**Work task**.
Print exactly what the entries say, line by line, from the first line down to the one with "Ansatz 0.2.0 |", inclusive.

**Data supplied**.
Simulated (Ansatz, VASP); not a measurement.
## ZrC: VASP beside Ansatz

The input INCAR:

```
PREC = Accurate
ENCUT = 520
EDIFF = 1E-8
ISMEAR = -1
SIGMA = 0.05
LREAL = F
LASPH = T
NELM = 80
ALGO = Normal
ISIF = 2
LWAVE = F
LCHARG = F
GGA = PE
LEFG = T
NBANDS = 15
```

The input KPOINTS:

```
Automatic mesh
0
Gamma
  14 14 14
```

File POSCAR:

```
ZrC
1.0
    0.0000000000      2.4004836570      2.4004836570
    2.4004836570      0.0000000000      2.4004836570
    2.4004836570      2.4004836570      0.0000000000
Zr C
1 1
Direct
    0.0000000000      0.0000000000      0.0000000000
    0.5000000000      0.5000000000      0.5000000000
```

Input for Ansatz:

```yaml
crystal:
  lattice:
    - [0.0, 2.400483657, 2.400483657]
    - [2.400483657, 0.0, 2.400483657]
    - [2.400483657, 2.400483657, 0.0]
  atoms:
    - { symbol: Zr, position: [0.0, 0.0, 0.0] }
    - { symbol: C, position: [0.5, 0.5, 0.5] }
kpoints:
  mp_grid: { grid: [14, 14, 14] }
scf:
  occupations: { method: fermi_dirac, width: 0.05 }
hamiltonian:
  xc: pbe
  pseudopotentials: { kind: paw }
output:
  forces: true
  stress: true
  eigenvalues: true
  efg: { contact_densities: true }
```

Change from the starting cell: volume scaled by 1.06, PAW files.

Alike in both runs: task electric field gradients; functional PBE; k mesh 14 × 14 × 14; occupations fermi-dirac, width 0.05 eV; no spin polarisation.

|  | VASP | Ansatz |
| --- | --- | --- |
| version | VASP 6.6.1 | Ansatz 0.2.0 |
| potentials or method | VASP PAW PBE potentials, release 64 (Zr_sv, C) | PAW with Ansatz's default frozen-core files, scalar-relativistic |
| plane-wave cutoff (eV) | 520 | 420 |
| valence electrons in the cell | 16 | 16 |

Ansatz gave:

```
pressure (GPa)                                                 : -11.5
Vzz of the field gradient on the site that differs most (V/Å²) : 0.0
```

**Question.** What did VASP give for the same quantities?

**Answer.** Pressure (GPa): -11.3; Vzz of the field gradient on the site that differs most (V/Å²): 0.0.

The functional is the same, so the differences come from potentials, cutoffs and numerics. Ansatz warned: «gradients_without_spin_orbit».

**Reply**.
Simulated (Ansatz, VASP); not a measurement.
## ZrC: VASP beside Ansatz

The input INCAR:

```
PREC = Accurate
ENCUT = 520
EDIFF = 1E-8
ISMEAR = -1
SIGMA = 0.05
LREAL = F
LASPH = T
NELM = 80
ALGO = Normal
ISIF = 2
LWAVE = F
LCHARG = F
GGA = PE
LEFG = T
NBANDS = 15
```

The input KPOINTS:

```
Automatic mesh
0
Gamma
  14 14 14
```

File POSCAR:

```
ZrC
1.0
    0.0000000000      2.4004836570      2.4004836570
    2.4004836570      0.0000000000      2.4004836570
    2.4004836570      2.4004836570      0.0000000000
Zr C
1 1
Direct
    0.0000000000      0.0000000000      0.0000000000
    0.5000000000      0.5000000000      0.5000000000
```

Input for Ansatz:

```yaml
crystal:
  lattice:
    - [0.0, 2.400483657, 2.400483657]
    - [2.400483657, 0.0, 2.400483657]
    - [2.400483657, 2.400483657, 0.0]
  atoms:
    - { symbol: Zr, position: [0.0, 0.0, 0.0] }
    - { symbol: C, position: [0.5, 0.5, 0.5] }
kpoints:
  mp_grid: { grid: [14, 14, 14] }
scf:
  occupations: { method: fermi_dirac, width: 0.05 }
hamiltonian:
  xc: pbe
  pseudopotentials: { kind: paw }
output:
  forces: true
  stress: true
  eigenvalues: true
  efg: { contact_densities: true }
```

Change from the starting cell: volume scaled by 1.06, PAW files.

Alike in both runs: task electric field gradients; functional PBE; k mesh 14 × 14 × 14; occupations fermi-dirac, width 0.05 eV; no spin polarisation.

|  | VASP | Ansatz |
| --- | --- | --- |
| version | VASP 6.6.1 | Ansatz 0.2.0 |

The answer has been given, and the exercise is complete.